### RECORD EXTRACTS

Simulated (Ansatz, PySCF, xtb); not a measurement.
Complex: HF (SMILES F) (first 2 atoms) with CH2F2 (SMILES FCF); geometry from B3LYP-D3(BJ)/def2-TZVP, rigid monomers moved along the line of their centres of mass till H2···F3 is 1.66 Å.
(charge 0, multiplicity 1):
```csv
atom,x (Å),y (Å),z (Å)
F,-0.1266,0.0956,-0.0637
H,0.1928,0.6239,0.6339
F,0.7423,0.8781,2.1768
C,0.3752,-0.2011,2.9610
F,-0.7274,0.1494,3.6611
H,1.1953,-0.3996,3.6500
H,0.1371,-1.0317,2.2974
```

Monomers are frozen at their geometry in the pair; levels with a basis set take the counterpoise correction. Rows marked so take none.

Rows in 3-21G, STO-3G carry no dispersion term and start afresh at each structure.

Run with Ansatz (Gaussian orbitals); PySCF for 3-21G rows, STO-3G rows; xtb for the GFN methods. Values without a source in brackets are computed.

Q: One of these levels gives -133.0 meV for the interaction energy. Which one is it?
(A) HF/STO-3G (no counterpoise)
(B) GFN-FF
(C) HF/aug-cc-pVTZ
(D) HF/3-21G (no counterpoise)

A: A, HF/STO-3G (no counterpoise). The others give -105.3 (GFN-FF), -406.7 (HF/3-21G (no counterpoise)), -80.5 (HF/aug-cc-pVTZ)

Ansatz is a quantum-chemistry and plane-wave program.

######

◆ **REQUIRED ACTION**:
Going back over the entries above, copy word for word every line from the one that has "Run with Ansatz" on through the one that has "A: A, HF/STO-3G".

◆ **RESPONSE BOX**:
Run with Ansatz (Gaussian orbitals); PySCF for 3-21G rows, STO-3G rows; xtb for the GFN methods. Values without a source in brackets are computed.

Q: One of these levels gives -133.0 meV for the interaction energy. Which one is it?
(A) HF/STO-3G (no counterpoise)
(B) GFN-FF
(C) HF/aug-cc-pVTZ
(D) HF/3-21G (no counterpoise)

A: A, HF/STO-3G (no counterpoise). The others give -105.3 (GFN-FF), -406.7 (HF/3-21G (no counterpoise)), -80.5 (HF/aug-cc-pVTZ)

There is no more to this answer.